[Requirement]:
Line by line, repeat the material below without any deviation.

[Data]:
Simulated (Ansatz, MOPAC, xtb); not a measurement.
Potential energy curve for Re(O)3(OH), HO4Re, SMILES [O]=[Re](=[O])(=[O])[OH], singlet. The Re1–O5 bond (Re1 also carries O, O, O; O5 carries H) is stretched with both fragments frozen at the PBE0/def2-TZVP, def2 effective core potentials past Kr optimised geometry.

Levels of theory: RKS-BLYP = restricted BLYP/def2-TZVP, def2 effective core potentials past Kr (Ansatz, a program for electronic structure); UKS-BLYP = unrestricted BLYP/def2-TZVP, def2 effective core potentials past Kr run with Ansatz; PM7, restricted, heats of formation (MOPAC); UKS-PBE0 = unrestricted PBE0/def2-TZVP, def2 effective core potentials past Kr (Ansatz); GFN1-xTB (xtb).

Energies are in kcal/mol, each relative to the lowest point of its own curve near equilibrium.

[Exercise solution]:
Simulated (Ansatz, MOPAC, xtb); not a measurement.
Potential energy curve for Re(O)3(OH), HO4Re, SMILES [O]=[Re](=[O])(=[O])[OH], singlet. The Re1–O5 bond (Re1 also carries O, O, O; O5 carries H) is stretched with both fragments frozen at the PBE0/def2-TZVP, def2 effective core potentials past Kr optimised geometry.

Levels of theory: RKS-BLYP = restricted BLYP/def2-TZVP, def2 effective core potentials past Kr (Ansatz, a program for electronic structure); UKS-BLYP = unrestricted BLYP/def2-TZVP, def2 effective core potentials past Kr run with Ansatz; PM7, restricted, heats of formation (MOPAC); UKS-PBE0 = unrestricted PBE0/def2-TZVP, def2 effective core potentials past Kr (Ansatz); GFN1-xTB (xtb).

Energies are in kcal/mol, each relative to the lowest point of its own curve near equilibrium.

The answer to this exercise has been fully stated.